Brief -> Word-for-word transcription is needed for all of the entries.

*** Begin section ***
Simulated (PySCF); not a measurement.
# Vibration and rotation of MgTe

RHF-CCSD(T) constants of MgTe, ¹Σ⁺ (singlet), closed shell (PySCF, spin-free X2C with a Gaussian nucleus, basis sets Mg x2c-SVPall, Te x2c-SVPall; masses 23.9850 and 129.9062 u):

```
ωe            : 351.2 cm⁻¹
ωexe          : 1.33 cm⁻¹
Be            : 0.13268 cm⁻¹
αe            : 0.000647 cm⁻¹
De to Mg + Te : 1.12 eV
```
*** End section ***

Task solution ->
Simulated (PySCF); not a measurement.
# Vibration and rotation of MgTe

RHF-CCSD(T) constants of MgTe, ¹Σ⁺ (singlet), closed shell (PySCF, spin-free X2C with a Gaussian nucleus, basis sets Mg x2c-SVPall, Te x2c-SVPall; masses 23.9850 and 129.9062 u):

```
ωe            : 351.2 cm⁻¹
ωexe          : 1.33 cm⁻¹
Be            : 0.13268 cm⁻¹
αe            : 0.000647 cm⁻¹
De to Mg + Te : 1.12 eV
```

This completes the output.